REQUIREMENT: Exactly the lines starting at the line containing "Question: What does it give for the pressure?" and ending at the line containing "Answer: 2.6 GPa." are to be written out from the listing below, both included.

PROVIDED MATERIAL:
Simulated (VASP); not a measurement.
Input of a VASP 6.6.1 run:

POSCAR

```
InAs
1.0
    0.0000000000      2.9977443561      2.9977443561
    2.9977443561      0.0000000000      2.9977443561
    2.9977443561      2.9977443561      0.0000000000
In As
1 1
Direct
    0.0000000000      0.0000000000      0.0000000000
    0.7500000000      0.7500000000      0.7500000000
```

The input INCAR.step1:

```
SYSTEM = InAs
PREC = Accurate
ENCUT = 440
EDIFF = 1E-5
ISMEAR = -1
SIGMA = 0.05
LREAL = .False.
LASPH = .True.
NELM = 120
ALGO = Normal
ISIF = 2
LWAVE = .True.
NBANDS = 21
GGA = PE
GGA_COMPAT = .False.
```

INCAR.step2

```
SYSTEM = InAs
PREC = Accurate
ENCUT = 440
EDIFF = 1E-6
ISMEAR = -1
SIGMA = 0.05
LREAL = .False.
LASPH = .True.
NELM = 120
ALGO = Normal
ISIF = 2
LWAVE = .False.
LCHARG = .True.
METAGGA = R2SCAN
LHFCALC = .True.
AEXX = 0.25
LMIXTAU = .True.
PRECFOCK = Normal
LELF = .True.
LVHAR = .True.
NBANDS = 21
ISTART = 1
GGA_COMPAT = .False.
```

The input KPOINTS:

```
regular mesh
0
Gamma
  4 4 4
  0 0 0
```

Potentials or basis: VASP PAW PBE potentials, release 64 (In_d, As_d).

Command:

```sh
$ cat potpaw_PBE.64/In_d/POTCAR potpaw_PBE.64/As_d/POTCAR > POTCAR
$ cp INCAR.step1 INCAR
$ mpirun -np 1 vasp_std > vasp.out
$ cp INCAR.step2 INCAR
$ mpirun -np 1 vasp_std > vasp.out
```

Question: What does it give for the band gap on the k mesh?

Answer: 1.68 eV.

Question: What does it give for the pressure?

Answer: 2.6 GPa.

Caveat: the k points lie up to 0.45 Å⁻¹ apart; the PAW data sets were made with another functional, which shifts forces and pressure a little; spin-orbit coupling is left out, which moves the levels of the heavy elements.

RESPONSE AREA:
Question: What does it give for the pressure?

Answer: 2.6 GPa.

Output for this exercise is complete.